## Exercise
Set down the listing below verbatim, but only from its first line through the line containing "Ansatz | 0.2 | ? |".

Top of Dataset content

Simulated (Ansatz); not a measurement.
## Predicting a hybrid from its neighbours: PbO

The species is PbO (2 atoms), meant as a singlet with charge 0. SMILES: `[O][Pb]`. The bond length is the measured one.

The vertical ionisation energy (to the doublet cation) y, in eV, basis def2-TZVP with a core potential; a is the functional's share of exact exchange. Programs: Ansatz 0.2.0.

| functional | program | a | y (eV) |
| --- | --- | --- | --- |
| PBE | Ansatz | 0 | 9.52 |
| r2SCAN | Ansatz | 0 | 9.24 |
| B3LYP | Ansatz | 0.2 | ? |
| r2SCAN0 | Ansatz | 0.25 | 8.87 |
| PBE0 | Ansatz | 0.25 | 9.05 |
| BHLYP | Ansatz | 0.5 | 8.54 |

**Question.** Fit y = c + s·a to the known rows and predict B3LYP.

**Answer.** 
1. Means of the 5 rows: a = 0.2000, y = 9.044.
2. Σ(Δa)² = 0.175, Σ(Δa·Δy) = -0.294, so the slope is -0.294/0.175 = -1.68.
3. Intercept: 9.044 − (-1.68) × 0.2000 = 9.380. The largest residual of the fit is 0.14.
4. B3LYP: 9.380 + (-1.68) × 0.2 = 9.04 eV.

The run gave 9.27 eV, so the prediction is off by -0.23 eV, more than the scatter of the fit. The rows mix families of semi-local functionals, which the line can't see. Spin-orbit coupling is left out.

Bottom of Dataset content

## Written response
Simulated (Ansatz); not a measurement.
## Predicting a hybrid from its neighbours: PbO

The species is PbO (2 atoms), meant as a singlet with charge 0. SMILES: `[O][Pb]`. The bond length is the measured one.

The vertical ionisation energy (to the doublet cation) y, in eV, basis def2-TZVP with a core potential; a is the functional's share of exact exchange. Programs: Ansatz 0.2.0.

| functional | program | a | y (eV) |
| --- | --- | --- | --- |
| PBE | Ansatz | 0 | 9.52 |
| r2SCAN | Ansatz | 0 | 9.24 |
| B3LYP | Ansatz | 0.2 | ? |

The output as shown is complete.